### Work request
Up to and including the line that contains "Computed with PBEsol", return every line from the start of the data, unchanged.

═══ Extracted data ═══

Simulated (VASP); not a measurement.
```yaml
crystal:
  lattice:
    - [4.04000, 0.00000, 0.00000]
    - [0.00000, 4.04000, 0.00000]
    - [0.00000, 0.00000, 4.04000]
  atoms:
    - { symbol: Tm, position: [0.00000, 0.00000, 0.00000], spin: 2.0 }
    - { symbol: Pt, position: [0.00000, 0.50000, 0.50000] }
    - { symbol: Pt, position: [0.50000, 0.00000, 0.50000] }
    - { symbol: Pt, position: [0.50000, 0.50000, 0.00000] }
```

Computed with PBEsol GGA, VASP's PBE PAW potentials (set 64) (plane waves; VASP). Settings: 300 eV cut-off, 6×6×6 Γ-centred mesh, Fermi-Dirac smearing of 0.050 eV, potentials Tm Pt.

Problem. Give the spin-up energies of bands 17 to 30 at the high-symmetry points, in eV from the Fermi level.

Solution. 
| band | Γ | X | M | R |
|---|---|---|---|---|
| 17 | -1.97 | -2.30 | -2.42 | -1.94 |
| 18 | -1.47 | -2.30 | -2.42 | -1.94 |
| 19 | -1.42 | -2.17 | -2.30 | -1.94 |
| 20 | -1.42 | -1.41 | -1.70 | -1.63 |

═══

### Written answer
Simulated (VASP); not a measurement.
```yaml
crystal:
  lattice:
    - [4.04000, 0.00000, 0.00000]
    - [0.00000, 4.04000, 0.00000]
    - [0.00000, 0.00000, 4.04000]
  atoms:
    - { symbol: Tm, position: [0.00000, 0.00000, 0.00000], spin: 2.0 }
    - { symbol: Pt, position: [0.00000, 0.50000, 0.50000] }
    - { symbol: Pt, position: [0.50000, 0.00000, 0.50000] }
    - { symbol: Pt, position: [0.50000, 0.50000, 0.00000] }
```

Computed with PBEsol GGA, VASP's PBE PAW potentials (set 64) (plane waves; VASP). Settings: 300 eV cut-off, 6×6×6 Γ-centred mesh, Fermi-Dirac smearing of 0.050 eV, potentials Tm Pt.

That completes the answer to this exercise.